** Work order **
What you need to produce is the complete listing, repeated exactly.

-- Data shown follows --

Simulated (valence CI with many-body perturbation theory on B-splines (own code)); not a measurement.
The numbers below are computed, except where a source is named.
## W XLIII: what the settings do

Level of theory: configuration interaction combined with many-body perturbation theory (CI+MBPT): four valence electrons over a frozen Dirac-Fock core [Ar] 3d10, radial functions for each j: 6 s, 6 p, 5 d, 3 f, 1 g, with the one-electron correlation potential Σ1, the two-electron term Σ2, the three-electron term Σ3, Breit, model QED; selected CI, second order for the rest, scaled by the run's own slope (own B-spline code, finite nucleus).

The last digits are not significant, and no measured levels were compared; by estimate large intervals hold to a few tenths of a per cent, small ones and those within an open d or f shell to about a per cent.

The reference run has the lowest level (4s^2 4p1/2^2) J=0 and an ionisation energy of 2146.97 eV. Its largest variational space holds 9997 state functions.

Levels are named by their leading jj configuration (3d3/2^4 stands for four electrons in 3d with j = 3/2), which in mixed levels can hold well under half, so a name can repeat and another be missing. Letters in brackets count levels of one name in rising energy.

-- Data shown concluded --

** Exercise response **
Simulated (valence CI with many-body perturbation theory on B-splines (own code)); not a measurement.
The numbers below are computed, except where a source is named.
## W XLIII: what the settings do

Level of theory: configuration interaction combined with many-body perturbation theory (CI+MBPT): four valence electrons over a frozen Dirac-Fock core [Ar] 3d10, radial functions for each j: 6 s, 6 p, 5 d, 3 f, 1 g, with the one-electron correlation potential Σ1, the two-electron term Σ2, the three-electron term Σ3, Breit, model QED; selected CI, second order for the rest, scaled by the run's own slope (own B-spline code, finite nucleus).

The last digits are not significant, and no measured levels were compared; by estimate large intervals hold to a few tenths of a per cent, small ones and those within an open d or f shell to about a per cent.

The reference run has the lowest level (4s^2 4p1/2^2) J=0 and an ionisation energy of 2146.97 eV. Its largest variational space holds 9997 state functions.

Levels are named by their leading jj configuration (3d3/2^4 stands for four electrons in 3d with j = 3/2), which in mixed levels can hold well under half, so a name can repeat and another be missing. Letters in brackets count levels of one name in rising energy.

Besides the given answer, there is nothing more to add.